◆ Work task
Once the data has been read, print it back in full, exactly.

◆ Exercise data
▶

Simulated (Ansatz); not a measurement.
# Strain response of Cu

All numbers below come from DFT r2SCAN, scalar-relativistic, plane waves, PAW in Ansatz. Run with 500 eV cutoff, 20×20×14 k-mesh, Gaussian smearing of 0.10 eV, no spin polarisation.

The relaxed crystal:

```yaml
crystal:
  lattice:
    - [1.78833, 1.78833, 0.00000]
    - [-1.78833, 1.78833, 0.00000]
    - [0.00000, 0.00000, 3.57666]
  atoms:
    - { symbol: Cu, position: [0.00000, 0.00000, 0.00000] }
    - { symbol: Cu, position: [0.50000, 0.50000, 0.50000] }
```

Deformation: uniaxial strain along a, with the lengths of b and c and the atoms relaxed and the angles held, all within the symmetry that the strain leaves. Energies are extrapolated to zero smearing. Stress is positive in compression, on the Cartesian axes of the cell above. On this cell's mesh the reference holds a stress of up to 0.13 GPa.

◀

◆ Exercise result
Simulated (Ansatz); not a measurement.
# Strain response of Cu

All numbers below come from DFT r2SCAN, scalar-relativistic, plane waves, PAW in Ansatz. Run with 500 eV cutoff, 20×20×14 k-mesh, Gaussian smearing of 0.10 eV, no spin polarisation.

The relaxed crystal:

```yaml
crystal:
  lattice:
    - [1.78833, 1.78833, 0.00000]
    - [-1.78833, 1.78833, 0.00000]
    - [0.00000, 0.00000, 3.57666]
  atoms:
    - { symbol: Cu, position: [0.00000, 0.00000, 0.00000] }
    - { symbol: Cu, position: [0.50000, 0.50000, 0.50000] }
```

Deformation: uniaxial strain along a, with the lengths of b and c and the atoms relaxed and the angles held, all within the symmetry that the strain leaves. Energies are extrapolated to zero smearing. Stress is positive in compression, on the Cartesian axes of the cell above. On this cell's mesh the reference holds a stress of up to 0.13 GPa.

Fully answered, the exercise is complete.